(Source data begins)

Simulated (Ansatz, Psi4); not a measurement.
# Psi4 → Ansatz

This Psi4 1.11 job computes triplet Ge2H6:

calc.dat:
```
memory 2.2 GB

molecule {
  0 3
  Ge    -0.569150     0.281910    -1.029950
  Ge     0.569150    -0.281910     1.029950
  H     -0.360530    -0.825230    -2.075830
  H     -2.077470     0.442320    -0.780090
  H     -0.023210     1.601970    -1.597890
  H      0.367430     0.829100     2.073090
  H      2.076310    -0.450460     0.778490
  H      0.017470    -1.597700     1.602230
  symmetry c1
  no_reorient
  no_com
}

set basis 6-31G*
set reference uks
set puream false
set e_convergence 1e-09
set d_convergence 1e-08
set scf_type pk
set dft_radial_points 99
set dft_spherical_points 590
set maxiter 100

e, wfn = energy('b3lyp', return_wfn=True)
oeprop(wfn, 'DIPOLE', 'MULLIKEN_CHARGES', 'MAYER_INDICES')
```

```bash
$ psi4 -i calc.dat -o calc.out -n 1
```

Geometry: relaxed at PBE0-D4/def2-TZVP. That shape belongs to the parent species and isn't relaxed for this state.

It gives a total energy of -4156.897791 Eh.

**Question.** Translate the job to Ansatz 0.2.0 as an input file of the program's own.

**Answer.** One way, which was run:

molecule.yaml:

(Source data ends)

## Requirement
Once the records end, copy them all again exactly.

## Task solution
Simulated (Ansatz, Psi4); not a measurement.
# Psi4 → Ansatz

This Psi4 1.11 job computes triplet Ge2H6:

calc.dat:
```
memory 2.2 GB

molecule {
  0 3
  Ge    -0.569150     0.281910    -1.029950
  Ge     0.569150    -0.281910     1.029950
  H     -0.360530    -0.825230    -2.075830
  H     -2.077470     0.442320    -0.780090
  H     -0.023210     1.601970    -1.597890
  H      0.367430     0.829100     2.073090
  H      2.076310    -0.450460     0.778490
  H      0.017470    -1.597700     1.602230
  symmetry c1
  no_reorient
  no_com
}

set basis 6-31G*
set reference uks
set puream false
set e_convergence 1e-09
set d_convergence 1e-08
set scf_type pk
set dft_radial_points 99
set dft_spherical_points 590
set maxiter 100

e, wfn = energy('b3lyp', return_wfn=True)
oeprop(wfn, 'DIPOLE', 'MULLIKEN_CHARGES', 'MAYER_INDICES')
```

```bash
$ psi4 -i calc.dat -o calc.out -n 1
```

Geometry: relaxed at PBE0-D4/def2-TZVP. That shape belongs to the parent species and isn't relaxed for this state.

It gives a total energy of -4156.897791 Eh.

**Question.** Translate the job to Ansatz 0.2.0 as an input file of the program's own.

**Answer.** One way, which was run:

molecule.yaml:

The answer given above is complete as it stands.